▸ ASSIGNMENT
Reproduce the entries below exactly, but only from the line containing "C₃H₈BFO, SMILES CCB(CO)F." to the line containing "Q: What does", inclusive.

★ ★ ★ ★ ★

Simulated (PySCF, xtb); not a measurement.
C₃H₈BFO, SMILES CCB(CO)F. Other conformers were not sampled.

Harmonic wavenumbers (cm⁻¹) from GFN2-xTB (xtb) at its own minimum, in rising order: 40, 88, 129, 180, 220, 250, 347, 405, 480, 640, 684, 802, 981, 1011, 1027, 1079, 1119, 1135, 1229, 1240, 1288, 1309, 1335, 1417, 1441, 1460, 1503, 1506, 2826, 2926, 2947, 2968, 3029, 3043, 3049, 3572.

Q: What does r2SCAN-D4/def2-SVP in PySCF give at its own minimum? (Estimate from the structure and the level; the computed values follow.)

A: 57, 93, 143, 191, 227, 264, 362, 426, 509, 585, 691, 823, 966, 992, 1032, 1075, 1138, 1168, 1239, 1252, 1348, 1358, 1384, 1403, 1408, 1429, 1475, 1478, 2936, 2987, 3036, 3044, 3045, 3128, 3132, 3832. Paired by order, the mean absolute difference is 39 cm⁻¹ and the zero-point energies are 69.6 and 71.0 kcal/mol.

★ ★ ★ ★ ★

▸ WORKED SOLUTION
C₃H₈BFO, SMILES CCB(CO)F. Other conformers were not sampled.

Harmonic wavenumbers (cm⁻¹) from GFN2-xTB (xtb) at its own minimum, in rising order: 40, 88, 129, 180, 220, 250, 347, 405, 480, 640, 684, 802, 981, 1011, 1027, 1079, 1119, 1135, 1229, 1240, 1288, 1309, 1335, 1417, 1441, 1460, 1503, 1506, 2826, 2926, 2947, 2968, 3029, 3043, 3049, 3572.

Q: What does r2SCAN-D4/def2-SVP in PySCF give at its own minimum? (Estimate from the structure and the level; the computed values follow.)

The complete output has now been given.